(Data provided Opens)

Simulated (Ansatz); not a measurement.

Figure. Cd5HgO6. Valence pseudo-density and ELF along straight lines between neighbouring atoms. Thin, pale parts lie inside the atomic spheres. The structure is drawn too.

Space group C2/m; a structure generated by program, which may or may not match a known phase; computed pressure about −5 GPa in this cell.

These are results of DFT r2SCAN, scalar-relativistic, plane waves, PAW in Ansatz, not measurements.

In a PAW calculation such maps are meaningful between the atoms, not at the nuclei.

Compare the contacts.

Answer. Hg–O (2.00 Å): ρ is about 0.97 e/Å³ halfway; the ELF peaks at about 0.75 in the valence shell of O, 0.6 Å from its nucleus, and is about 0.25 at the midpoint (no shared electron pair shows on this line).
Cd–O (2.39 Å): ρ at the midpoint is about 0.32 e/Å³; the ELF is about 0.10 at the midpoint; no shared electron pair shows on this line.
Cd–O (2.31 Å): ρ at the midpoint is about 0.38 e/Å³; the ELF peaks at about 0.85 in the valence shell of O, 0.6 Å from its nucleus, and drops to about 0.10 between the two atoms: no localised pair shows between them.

(Data provided Closes)

• **Exercise**:
Extract the lines above, from the first one through the one containing "Cd–O (2.39 Å): ρ", and return only those, unchanged.

• **Your response**:
Simulated (Ansatz); not a measurement.

Figure. Cd5HgO6. Valence pseudo-density and ELF along straight lines between neighbouring atoms. Thin, pale parts lie inside the atomic spheres. The structure is drawn too.

Space group C2/m; a structure generated by program, which may or may not match a known phase; computed pressure about −5 GPa in this cell.

These are results of DFT r2SCAN, scalar-relativistic, plane waves, PAW in Ansatz, not measurements.

In a PAW calculation such maps are meaningful between the atoms, not at the nuclei.

Compare the contacts.

Answer. Hg–O (2.00 Å): ρ is about 0.97 e/Å³ halfway; the ELF peaks at about 0.75 in the valence shell of O, 0.6 Å from its nucleus, and is about 0.25 at the midpoint (no shared electron pair shows on this line).
Cd–O (2.39 Å): ρ at the midpoint is about 0.32 e/Å³; the ELF is about 0.10 at the midpoint; no shared electron pair shows on this line.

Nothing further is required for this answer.